> _REQUIRED ACTION_
Working from the records below, repeat exactly the lines starting at the line that contains "Perturbation: one Na" and ending at the line that contains "Solution. The final", inclusive.

*** Begin section ***

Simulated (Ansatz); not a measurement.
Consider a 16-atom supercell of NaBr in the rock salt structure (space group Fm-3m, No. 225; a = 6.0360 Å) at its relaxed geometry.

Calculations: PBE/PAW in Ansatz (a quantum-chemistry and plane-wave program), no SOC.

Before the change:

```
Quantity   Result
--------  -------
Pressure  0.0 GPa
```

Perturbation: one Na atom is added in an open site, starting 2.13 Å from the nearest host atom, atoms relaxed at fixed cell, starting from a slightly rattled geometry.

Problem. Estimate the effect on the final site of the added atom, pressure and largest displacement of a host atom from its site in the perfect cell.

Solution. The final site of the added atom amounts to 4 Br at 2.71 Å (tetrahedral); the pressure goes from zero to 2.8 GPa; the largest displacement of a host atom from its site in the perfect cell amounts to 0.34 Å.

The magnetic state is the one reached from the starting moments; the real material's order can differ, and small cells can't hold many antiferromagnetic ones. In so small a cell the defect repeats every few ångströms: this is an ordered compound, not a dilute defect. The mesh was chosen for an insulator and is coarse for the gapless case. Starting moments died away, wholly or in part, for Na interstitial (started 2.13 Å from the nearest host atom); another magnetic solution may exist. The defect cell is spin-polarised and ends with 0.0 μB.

*** End section ***

> _ANSWER AREA_
Perturbation: one Na atom is added in an open site, starting 2.13 Å from the nearest host atom, atoms relaxed at fixed cell, starting from a slightly rattled geometry.

Problem. Estimate the effect on the final site of the added atom, pressure and largest displacement of a host atom from its site in the perfect cell.

Solution. The final site of the added atom amounts to 4 Br at 2.71 Å (tetrahedral); the pressure goes from zero to 2.8 GPa; the largest displacement of a host atom from its site in the perfect cell amounts to 0.34 Å.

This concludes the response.